Assigned task:
Give back exactly the lines of the data below, starting with the line that has "Its results: pressure 5.2 GPa." and going on through the line that has "Pressure 8.4 GPa.".

Start of Supplied information

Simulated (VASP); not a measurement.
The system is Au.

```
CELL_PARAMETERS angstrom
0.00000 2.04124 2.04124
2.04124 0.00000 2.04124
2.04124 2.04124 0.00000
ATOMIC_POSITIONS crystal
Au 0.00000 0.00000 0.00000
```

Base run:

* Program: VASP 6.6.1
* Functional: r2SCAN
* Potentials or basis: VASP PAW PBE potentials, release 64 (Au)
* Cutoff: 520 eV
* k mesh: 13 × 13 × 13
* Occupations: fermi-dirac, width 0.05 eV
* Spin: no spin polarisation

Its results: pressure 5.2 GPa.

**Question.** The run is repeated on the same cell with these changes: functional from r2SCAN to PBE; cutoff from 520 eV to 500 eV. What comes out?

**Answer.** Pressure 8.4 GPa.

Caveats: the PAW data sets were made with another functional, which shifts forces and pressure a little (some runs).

End of Supplied information

Response box:
Its results: pressure 5.2 GPa.

**Question.** The run is repeated on the same cell with these changes: functional from r2SCAN to PBE; cutoff from 520 eV to 500 eV. What comes out?

**Answer.** Pressure 8.4 GPa.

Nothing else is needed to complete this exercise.